■ Material shown
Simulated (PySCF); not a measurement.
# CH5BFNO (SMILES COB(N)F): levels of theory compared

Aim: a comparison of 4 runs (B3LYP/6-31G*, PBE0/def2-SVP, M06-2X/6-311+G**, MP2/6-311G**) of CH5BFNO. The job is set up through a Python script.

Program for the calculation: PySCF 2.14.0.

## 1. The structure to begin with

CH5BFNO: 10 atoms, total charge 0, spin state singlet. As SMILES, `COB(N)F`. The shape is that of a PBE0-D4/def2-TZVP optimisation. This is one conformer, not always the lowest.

■ Work instruction
The records above must be retyped in full. Keep each one exactly as it is.

■ Task result
Simulated (PySCF); not a measurement.
# CH5BFNO (SMILES COB(N)F): levels of theory compared

Aim: a comparison of 4 runs (B3LYP/6-31G*, PBE0/def2-SVP, M06-2X/6-311+G**, MP2/6-311G**) of CH5BFNO. The job is set up through a Python script.

Program for the calculation: PySCF 2.14.0.

## 1. The structure to begin with

CH5BFNO: 10 atoms, total charge 0, spin state singlet. As SMILES, `COB(N)F`. The shape is that of a PBE0-D4/def2-TZVP optimisation. This is one conformer, not always the lowest.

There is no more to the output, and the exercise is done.